◆ TASK ITEM: Stopping right after the line with "(a metal) |", please reproduce the material below exactly from its first line.

◆ DATA EXTRACTS:
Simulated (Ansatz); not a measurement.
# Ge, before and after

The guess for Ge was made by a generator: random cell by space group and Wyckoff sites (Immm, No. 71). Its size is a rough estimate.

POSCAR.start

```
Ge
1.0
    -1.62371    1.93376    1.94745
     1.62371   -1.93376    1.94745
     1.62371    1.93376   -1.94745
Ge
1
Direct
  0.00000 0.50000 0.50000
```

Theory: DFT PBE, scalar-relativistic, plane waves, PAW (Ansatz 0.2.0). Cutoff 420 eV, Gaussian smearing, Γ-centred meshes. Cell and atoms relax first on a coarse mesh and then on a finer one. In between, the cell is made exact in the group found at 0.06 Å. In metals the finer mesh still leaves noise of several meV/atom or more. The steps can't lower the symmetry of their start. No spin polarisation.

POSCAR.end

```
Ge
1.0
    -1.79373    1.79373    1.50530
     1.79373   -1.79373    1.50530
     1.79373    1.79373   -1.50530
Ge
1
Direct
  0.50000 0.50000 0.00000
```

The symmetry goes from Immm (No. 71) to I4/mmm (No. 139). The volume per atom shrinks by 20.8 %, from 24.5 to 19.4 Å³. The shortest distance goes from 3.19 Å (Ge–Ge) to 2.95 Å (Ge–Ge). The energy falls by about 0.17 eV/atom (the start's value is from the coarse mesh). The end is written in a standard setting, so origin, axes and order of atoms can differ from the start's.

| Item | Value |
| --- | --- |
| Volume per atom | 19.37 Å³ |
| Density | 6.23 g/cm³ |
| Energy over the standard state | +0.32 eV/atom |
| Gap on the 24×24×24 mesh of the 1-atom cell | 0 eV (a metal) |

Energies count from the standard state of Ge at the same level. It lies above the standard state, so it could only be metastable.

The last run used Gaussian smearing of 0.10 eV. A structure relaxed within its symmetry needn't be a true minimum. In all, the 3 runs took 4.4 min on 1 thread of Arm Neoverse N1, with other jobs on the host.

◆ RESPONSE:
Simulated (Ansatz); not a measurement.
# Ge, before and after

The guess for Ge was made by a generator: random cell by space group and Wyckoff sites (Immm, No. 71). Its size is a rough estimate.

POSCAR.start

```
Ge
1.0
    -1.62371    1.93376    1.94745
     1.62371   -1.93376    1.94745
     1.62371    1.93376   -1.94745
Ge
1
Direct
  0.00000 0.50000 0.50000
```

Theory: DFT PBE, scalar-relativistic, plane waves, PAW (Ansatz 0.2.0). Cutoff 420 eV, Gaussian smearing, Γ-centred meshes. Cell and atoms relax first on a coarse mesh and then on a finer one. In between, the cell is made exact in the group found at 0.06 Å. In metals the finer mesh still leaves noise of several meV/atom or more. The steps can't lower the symmetry of their start. No spin polarisation.

POSCAR.end

```
Ge
1.0
    -1.79373    1.79373    1.50530
     1.79373   -1.79373    1.50530
     1.79373    1.79373   -1.50530
Ge
1
Direct
  0.50000 0.50000 0.00000
```

The symmetry goes from Immm (No. 71) to I4/mmm (No. 139). The volume per atom shrinks by 20.8 %, from 24.5 to 19.4 Å³. The shortest distance goes from 3.19 Å (Ge–Ge) to 2.95 Å (Ge–Ge). The energy falls by about 0.17 eV/atom (the start's value is from the coarse mesh). The end is written in a standard setting, so origin, axes and order of atoms can differ from the start's.

| Item | Value |
| --- | --- |
| Volume per atom | 19.37 Å³ |
| Density | 6.23 g/cm³ |
| Energy over the standard state | +0.32 eV/atom |
| Gap on the 24×24×24 mesh of the 1-atom cell | 0 eV (a metal) |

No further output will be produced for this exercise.